• **Material shown**:
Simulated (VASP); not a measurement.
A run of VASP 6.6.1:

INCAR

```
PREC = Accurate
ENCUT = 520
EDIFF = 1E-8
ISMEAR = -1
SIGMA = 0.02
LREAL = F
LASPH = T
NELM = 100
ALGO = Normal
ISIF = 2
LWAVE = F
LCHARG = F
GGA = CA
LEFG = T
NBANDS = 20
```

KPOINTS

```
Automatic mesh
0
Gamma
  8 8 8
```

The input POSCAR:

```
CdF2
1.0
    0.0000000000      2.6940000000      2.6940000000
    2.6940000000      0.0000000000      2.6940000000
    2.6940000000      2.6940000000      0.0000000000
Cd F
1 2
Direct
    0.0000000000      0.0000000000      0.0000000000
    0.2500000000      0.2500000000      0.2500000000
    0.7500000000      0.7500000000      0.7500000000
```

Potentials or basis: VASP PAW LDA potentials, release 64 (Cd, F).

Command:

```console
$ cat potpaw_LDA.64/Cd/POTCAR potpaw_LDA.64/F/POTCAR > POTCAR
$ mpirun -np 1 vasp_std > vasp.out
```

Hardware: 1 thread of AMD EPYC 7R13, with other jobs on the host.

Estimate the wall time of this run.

• **Activity**: In restating the data, begin at its first line, reproduce each line word for word, and conclude with the line that contains "Hardware: 1 thread".

• **Solution**:
Simulated (VASP); not a measurement.
A run of VASP 6.6.1:

INCAR

```
PREC = Accurate
ENCUT = 520
EDIFF = 1E-8
ISMEAR = -1
SIGMA = 0.02
LREAL = F
LASPH = T
NELM = 100
ALGO = Normal
ISIF = 2
LWAVE = F
LCHARG = F
GGA = CA
LEFG = T
NBANDS = 20
```

KPOINTS

```
Automatic mesh
0
Gamma
  8 8 8
```

The input POSCAR:

```
CdF2
1.0
    0.0000000000      2.6940000000      2.6940000000
    2.6940000000      0.0000000000      2.6940000000
    2.6940000000      2.6940000000      0.0000000000
Cd F
1 2
Direct
    0.0000000000      0.0000000000      0.0000000000
    0.2500000000      0.2500000000      0.2500000000
    0.7500000000      0.7500000000      0.7500000000
```

Potentials or basis: VASP PAW LDA potentials, release 64 (Cd, F).

Command:

```console
$ cat potpaw_LDA.64/Cd/POTCAR potpaw_LDA.64/F/POTCAR > POTCAR
$ mpirun -np 1 vasp_std > vasp.out
```

Hardware: 1 thread of AMD EPYC 7R13, with other jobs on the host.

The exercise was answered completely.